※
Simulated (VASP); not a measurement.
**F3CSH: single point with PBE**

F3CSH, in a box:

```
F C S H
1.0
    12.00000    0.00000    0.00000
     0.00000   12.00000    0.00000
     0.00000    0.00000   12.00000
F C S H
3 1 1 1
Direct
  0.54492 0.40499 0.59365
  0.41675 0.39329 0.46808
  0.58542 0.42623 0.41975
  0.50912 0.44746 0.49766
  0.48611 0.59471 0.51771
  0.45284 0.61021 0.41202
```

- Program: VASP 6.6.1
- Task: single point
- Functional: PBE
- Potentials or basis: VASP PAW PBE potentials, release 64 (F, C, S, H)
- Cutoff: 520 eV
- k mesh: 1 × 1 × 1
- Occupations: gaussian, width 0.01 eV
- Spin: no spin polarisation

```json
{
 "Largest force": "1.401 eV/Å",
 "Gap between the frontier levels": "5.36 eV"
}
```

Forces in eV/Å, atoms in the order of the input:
※

The data above should be returned in full, exactly as written.

Simulated (VASP); not a measurement.
**F3CSH: single point with PBE**

F3CSH, in a box:

```
F C S H
1.0
    12.00000    0.00000    0.00000
     0.00000   12.00000    0.00000
     0.00000    0.00000   12.00000
F C S H
3 1 1 1
Direct
  0.54492 0.40499 0.59365
  0.41675 0.39329 0.46808
  0.58542 0.42623 0.41975
  0.50912 0.44746 0.49766
  0.48611 0.59471 0.51771
  0.45284 0.61021 0.41202
```

- Program: VASP 6.6.1
- Task: single point
- Functional: PBE
- Potentials or basis: VASP PAW PBE potentials, release 64 (F, C, S, H)
- Cutoff: 520 eV
- k mesh: 1 × 1 × 1
- Occupations: gaussian, width 0.01 eV
- Spin: no spin polarisation

```json
{
 "Largest force": "1.401 eV/Å",
 "Gap between the frontier levels": "5.36 eV"
}
```

Forces in eV/Å, atoms in the order of the input:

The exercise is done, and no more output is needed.